● **Work request**: Below are records; quote them exactly from the first line through the line that contains "What are its".

^^^^

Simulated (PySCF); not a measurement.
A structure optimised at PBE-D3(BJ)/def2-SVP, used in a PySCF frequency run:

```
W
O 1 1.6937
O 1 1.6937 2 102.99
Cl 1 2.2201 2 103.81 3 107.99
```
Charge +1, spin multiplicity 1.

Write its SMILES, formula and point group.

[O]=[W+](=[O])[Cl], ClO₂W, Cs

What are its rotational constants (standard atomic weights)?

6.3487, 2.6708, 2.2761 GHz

^^^^

● **Response box**:
Simulated (PySCF); not a measurement.
A structure optimised at PBE-D3(BJ)/def2-SVP, used in a PySCF frequency run:

```
W
O 1 1.6937
O 1 1.6937 2 102.99
Cl 1 2.2201 2 103.81 3 107.99
```
Charge +1, spin multiplicity 1.

Write its SMILES, formula and point group.

[O]=[W+](=[O])[Cl], ClO₂W, Cs

What are its rotational constants (standard atomic weights)?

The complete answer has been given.